# Work item:
Nothing after the line containing "# Fluorine: a" belongs in the answer; write out exactly every line from the start of the material up to it, including it.

# Material shown:
::::::::
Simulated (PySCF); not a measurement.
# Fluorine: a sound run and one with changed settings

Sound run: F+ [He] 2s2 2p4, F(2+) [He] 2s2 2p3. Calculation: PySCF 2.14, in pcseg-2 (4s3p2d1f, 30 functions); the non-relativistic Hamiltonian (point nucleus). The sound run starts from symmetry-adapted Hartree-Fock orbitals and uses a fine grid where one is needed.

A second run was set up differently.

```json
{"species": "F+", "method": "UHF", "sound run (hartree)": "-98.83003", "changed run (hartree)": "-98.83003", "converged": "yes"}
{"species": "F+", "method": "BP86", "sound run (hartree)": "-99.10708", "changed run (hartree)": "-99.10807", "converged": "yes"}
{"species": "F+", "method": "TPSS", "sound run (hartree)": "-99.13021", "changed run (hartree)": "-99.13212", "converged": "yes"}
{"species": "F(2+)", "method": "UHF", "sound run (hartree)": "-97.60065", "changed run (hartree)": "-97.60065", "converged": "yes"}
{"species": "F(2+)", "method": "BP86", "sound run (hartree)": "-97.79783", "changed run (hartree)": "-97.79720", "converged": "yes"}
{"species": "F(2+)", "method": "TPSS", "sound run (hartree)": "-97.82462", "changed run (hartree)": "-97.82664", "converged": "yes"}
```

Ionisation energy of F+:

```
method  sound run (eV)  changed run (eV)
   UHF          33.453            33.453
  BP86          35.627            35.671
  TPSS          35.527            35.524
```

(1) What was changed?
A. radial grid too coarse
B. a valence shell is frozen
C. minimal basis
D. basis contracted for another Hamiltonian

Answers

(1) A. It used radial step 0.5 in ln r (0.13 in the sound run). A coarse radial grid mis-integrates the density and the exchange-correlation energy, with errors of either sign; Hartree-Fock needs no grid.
::::::::

# Problem solution:
Simulated (PySCF); not a measurement.
# Fluorine: a sound run and one with changed settings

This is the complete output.